TASK ITEM -> Would you write out the entries below, every one of them, exactly?

== Segment start ==

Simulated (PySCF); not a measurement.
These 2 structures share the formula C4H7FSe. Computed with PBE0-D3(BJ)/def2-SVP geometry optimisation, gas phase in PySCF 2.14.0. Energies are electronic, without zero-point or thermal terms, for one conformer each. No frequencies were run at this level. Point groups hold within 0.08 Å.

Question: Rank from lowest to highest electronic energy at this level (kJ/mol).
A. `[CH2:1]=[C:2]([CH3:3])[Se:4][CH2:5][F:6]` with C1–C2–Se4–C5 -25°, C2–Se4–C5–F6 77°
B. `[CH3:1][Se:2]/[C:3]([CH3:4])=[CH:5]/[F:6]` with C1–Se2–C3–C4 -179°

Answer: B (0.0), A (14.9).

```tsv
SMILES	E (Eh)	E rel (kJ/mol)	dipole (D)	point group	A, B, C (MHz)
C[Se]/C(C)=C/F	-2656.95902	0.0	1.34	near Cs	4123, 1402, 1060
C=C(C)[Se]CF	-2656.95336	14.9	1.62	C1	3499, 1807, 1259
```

== Segment end ==

TASK ANSWER ->
Simulated (PySCF); not a measurement.
These 2 structures share the formula C4H7FSe. Computed with PBE0-D3(BJ)/def2-SVP geometry optimisation, gas phase in PySCF 2.14.0. Energies are electronic, without zero-point or thermal terms, for one conformer each. No frequencies were run at this level. Point groups hold within 0.08 Å.

Question: Rank from lowest to highest electronic energy at this level (kJ/mol).
A. `[CH2:1]=[C:2]([CH3:3])[Se:4][CH2:5][F:6]` with C1–C2–Se4–C5 -25°, C2–Se4–C5–F6 77°
B. `[CH3:1][Se:2]/[C:3]([CH3:4])=[CH:5]/[F:6]` with C1–Se2–C3–C4 -179°

Answer: B (0.0), A (14.9).

```tsv
SMILES	E (Eh)	E rel (kJ/mol)	dipole (D)	point group	A, B, C (MHz)
C[Se]/C(C)=C/F	-2656.95902	0.0	1.34	near Cs	4123, 1402, 1060
C=C(C)[Se]CF	-2656.95336	14.9	1.62	C1	3499, 1807, 1259
```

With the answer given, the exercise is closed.